***
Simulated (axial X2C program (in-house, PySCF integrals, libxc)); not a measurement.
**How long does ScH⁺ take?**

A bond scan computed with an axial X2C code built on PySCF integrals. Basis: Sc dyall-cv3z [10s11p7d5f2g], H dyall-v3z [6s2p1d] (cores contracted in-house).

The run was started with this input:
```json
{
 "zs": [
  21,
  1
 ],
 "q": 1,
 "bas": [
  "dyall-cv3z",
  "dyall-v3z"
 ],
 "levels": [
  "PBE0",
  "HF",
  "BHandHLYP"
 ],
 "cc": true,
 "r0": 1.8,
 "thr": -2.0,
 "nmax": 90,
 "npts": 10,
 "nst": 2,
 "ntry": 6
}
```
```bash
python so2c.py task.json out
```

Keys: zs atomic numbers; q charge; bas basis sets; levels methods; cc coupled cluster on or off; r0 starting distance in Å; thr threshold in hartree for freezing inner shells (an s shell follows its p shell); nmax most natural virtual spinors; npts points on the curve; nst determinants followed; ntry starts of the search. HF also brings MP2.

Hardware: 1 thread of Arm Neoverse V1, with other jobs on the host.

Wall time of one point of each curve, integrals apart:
***

→ ASSIGNED TASK
Each line between the start of the listing above and the line containing "Hardware: 1 thread", with both ends counted, is to be set down unchanged.

→ ANSWER SECTION
Simulated (axial X2C program (in-house, PySCF integrals, libxc)); not a measurement.
**How long does ScH⁺ take?**

A bond scan computed with an axial X2C code built on PySCF integrals. Basis: Sc dyall-cv3z [10s11p7d5f2g], H dyall-v3z [6s2p1d] (cores contracted in-house).

The run was started with this input:
```json
{
 "zs": [
  21,
  1
 ],
 "q": 1,
 "bas": [
  "dyall-cv3z",
  "dyall-v3z"
 ],
 "levels": [
  "PBE0",
  "HF",
  "BHandHLYP"
 ],
 "cc": true,
 "r0": 1.8,
 "thr": -2.0,
 "nmax": 90,
 "npts": 10,
 "nst": 2,
 "ntry": 6
}
```
```bash
python so2c.py task.json out
```

Keys: zs atomic numbers; q charge; bas basis sets; levels methods; cc coupled cluster on or off; r0 starting distance in Å; thr threshold in hartree for freezing inner shells (an s shell follows its p shell); nmax most natural virtual spinors; npts points on the curve; nst determinants followed; ntry starts of the search. HF also brings MP2.

Hardware: 1 thread of Arm Neoverse V1, with other jobs on the host.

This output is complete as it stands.